--- Requirement ---
Retype all of the data exactly as given.

(Entries supplied)

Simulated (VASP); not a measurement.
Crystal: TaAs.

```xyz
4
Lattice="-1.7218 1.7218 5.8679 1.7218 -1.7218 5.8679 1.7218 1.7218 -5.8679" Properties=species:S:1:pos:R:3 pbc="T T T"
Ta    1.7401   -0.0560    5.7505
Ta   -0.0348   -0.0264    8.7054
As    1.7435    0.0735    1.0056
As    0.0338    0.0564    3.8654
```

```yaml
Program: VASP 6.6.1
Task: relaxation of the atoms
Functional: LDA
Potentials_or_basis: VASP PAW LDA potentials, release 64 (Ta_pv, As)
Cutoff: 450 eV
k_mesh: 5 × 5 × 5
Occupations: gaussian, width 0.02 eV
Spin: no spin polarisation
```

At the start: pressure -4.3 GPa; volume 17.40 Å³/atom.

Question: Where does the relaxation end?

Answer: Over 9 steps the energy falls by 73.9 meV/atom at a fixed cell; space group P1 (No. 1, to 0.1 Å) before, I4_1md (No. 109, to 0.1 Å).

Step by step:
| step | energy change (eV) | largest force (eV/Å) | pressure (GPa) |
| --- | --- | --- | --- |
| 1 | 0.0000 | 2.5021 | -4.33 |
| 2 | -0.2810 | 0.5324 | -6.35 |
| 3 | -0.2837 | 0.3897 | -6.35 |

(End Entries supplied)

--- Answer area ---
Simulated (VASP); not a measurement.
Crystal: TaAs.

```xyz
4
Lattice="-1.7218 1.7218 5.8679 1.7218 -1.7218 5.8679 1.7218 1.7218 -5.8679" Properties=species:S:1:pos:R:3 pbc="T T T"
Ta    1.7401   -0.0560    5.7505
Ta   -0.0348   -0.0264    8.7054
As    1.7435    0.0735    1.0056
As    0.0338    0.0564    3.8654
```

```yaml
Program: VASP 6.6.1
Task: relaxation of the atoms
Functional: LDA
Potentials_or_basis: VASP PAW LDA potentials, release 64 (Ta_pv, As)
Cutoff: 450 eV
k_mesh: 5 × 5 × 5
Occupations: gaussian, width 0.02 eV
Spin: no spin polarisation
```

At the start: pressure -4.3 GPa; volume 17.40 Å³/atom.

Question: Where does the relaxation end?

Answer: Over 9 steps the energy falls by 73.9 meV/atom at a fixed cell; space group P1 (No. 1, to 0.1 Å) before, I4_1md (No. 109, to 0.1 Å).

Step by step:
| step | energy change (eV) | largest force (eV/Å) | pressure (GPa) |
| --- | --- | --- | --- |
| 1 | 0.0000 | 2.5021 | -4.33 |
| 2 | -0.2810 | 0.5324 | -6.35 |
| 3 | -0.2837 | 0.3897 | -6.35 |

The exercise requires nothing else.